--- ASSIGNMENT ---
Once you reach the line containing "vector v at" in the data below, restate each line word for word up to and including the one containing "vector after step 1: 0.6809".

..............................

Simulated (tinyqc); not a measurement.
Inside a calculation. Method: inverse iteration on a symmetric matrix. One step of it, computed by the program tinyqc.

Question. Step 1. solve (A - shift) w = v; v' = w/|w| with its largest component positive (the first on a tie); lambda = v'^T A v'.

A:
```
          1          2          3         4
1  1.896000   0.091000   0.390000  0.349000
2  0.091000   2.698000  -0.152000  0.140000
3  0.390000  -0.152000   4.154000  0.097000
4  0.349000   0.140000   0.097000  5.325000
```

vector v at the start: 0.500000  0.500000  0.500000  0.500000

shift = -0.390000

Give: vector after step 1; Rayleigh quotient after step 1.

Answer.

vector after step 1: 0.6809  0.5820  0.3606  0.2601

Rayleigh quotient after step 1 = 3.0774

..............................

--- TASK SOLUTION ---
vector v at the start: 0.500000  0.500000  0.500000  0.500000

shift = -0.390000

Give: vector after step 1; Rayleigh quotient after step 1.

Answer.

vector after step 1: 0.6809  0.5820  0.3606  0.2601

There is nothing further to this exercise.